- Exercise -
For the records below, print every one exactly, with nothing dropped.

[Available data Boundary: Start]
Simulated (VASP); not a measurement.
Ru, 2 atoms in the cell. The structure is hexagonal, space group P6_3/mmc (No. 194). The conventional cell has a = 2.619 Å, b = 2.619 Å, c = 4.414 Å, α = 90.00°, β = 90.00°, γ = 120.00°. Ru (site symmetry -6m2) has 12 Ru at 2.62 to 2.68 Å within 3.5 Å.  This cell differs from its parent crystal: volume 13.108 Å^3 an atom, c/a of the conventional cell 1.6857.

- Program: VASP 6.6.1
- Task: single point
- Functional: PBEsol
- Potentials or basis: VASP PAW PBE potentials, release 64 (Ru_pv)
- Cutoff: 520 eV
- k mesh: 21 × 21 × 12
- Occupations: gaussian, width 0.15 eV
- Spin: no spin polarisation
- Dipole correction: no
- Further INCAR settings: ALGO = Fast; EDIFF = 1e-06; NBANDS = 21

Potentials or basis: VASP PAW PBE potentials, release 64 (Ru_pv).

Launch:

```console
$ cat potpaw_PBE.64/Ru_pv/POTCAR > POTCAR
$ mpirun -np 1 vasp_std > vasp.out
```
[Available data Boundary: End]

- Expected answer -
Simulated (VASP); not a measurement.
Ru, 2 atoms in the cell. The structure is hexagonal, space group P6_3/mmc (No. 194). The conventional cell has a = 2.619 Å, b = 2.619 Å, c = 4.414 Å, α = 90.00°, β = 90.00°, γ = 120.00°. Ru (site symmetry -6m2) has 12 Ru at 2.62 to 2.68 Å within 3.5 Å.  This cell differs from its parent crystal: volume 13.108 Å^3 an atom, c/a of the conventional cell 1.6857.

- Program: VASP 6.6.1
- Task: single point
- Functional: PBEsol
- Potentials or basis: VASP PAW PBE potentials, release 64 (Ru_pv)
- Cutoff: 520 eV
- k mesh: 21 × 21 × 12
- Occupations: gaussian, width 0.15 eV
- Spin: no spin polarisation
- Dipole correction: no
- Further INCAR settings: ALGO = Fast; EDIFF = 1e-06; NBANDS = 21

Potentials or basis: VASP PAW PBE potentials, release 64 (Ru_pv).

Launch:

```console
$ cat potpaw_PBE.64/Ru_pv/POTCAR > POTCAR
$ mpirun -np 1 vasp_std > vasp.out
```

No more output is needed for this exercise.